--------------------------------

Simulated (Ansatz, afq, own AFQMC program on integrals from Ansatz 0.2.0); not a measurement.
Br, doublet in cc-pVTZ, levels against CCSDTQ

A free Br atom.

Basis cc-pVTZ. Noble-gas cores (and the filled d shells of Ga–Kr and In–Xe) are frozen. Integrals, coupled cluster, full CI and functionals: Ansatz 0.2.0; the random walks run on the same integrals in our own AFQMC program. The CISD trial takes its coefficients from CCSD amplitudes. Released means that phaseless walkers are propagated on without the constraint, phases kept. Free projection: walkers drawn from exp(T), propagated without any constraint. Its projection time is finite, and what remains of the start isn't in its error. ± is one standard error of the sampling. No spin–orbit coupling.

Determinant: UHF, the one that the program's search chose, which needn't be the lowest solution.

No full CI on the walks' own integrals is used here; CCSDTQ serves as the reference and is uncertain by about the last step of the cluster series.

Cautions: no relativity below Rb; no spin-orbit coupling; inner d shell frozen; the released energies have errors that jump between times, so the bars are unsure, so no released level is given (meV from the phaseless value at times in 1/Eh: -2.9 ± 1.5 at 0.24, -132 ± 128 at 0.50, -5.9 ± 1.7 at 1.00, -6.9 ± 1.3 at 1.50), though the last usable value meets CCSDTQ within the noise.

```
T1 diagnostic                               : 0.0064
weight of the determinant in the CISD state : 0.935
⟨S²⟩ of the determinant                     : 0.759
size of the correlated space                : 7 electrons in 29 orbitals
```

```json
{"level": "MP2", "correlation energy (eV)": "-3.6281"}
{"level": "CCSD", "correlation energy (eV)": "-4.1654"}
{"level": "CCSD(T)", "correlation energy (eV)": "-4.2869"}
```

--------------------------------

● WORK REQUEST
The full listing must be retyped precisely, with no line left out.

● RESPONSE AREA
Simulated (Ansatz, afq, own AFQMC program on integrals from Ansatz 0.2.0); not a measurement.
Br, doublet in cc-pVTZ, levels against CCSDTQ

A free Br atom.

Basis cc-pVTZ. Noble-gas cores (and the filled d shells of Ga–Kr and In–Xe) are frozen. Integrals, coupled cluster, full CI and functionals: Ansatz 0.2.0; the random walks run on the same integrals in our own AFQMC program. The CISD trial takes its coefficients from CCSD amplitudes. Released means that phaseless walkers are propagated on without the constraint, phases kept. Free projection: walkers drawn from exp(T), propagated without any constraint. Its projection time is finite, and what remains of the start isn't in its error. ± is one standard error of the sampling. No spin–orbit coupling.

Determinant: UHF, the one that the program's search chose, which needn't be the lowest solution.

No full CI on the walks' own integrals is used here; CCSDTQ serves as the reference and is uncertain by about the last step of the cluster series.

Cautions: no relativity below Rb; no spin-orbit coupling; inner d shell frozen; the released energies have errors that jump between times, so the bars are unsure, so no released level is given (meV from the phaseless value at times in 1/Eh: -2.9 ± 1.5 at 0.24, -132 ± 128 at 0.50, -5.9 ± 1.7 at 1.00, -6.9 ± 1.3 at 1.50), though the last usable value meets CCSDTQ within the noise.

```
T1 diagnostic                               : 0.0064
weight of the determinant in the CISD state : 0.935
⟨S²⟩ of the determinant                     : 0.759
size of the correlated space                : 7 electrons in 29 orbitals
```

```json
{"level": "MP2", "correlation energy (eV)": "-3.6281"}
{"level": "CCSD", "correlation energy (eV)": "-4.1654"}
{"level": "CCSD(T)", "correlation energy (eV)": "-4.2869"}
```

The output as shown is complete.